■ **INFORMATION SUPPLIED**:
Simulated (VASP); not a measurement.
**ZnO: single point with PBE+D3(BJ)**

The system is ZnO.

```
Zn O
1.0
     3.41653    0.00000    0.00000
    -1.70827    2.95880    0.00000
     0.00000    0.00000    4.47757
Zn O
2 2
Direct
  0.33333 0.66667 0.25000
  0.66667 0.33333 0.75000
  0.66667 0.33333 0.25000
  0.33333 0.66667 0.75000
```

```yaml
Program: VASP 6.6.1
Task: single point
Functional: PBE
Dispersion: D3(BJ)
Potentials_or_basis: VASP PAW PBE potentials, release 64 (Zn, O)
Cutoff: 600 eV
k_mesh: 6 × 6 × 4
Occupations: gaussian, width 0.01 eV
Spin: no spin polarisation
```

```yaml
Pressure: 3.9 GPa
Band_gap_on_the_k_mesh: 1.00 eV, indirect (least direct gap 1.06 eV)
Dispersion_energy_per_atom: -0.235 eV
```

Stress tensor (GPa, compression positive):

■ **TASK ITEM**: Print out the full listing above, word for word.

■ **RESPONSE**:
Simulated (VASP); not a measurement.
**ZnO: single point with PBE+D3(BJ)**

The system is ZnO.

```
Zn O
1.0
     3.41653    0.00000    0.00000
    -1.70827    2.95880    0.00000
     0.00000    0.00000    4.47757
Zn O
2 2
Direct
  0.33333 0.66667 0.25000
  0.66667 0.33333 0.75000
  0.66667 0.33333 0.25000
  0.33333 0.66667 0.75000
```

```yaml
Program: VASP 6.6.1
Task: single point
Functional: PBE
Dispersion: D3(BJ)
Potentials_or_basis: VASP PAW PBE potentials, release 64 (Zn, O)
Cutoff: 600 eV
k_mesh: 6 × 6 × 4
Occupations: gaussian, width 0.01 eV
Spin: no spin polarisation
```

```yaml
Pressure: 3.9 GPa
Band_gap_on_the_k_mesh: 1.00 eV, indirect (least direct gap 1.06 eV)
Dispersion_energy_per_atom: -0.235 eV
```

Stress tensor (GPa, compression positive):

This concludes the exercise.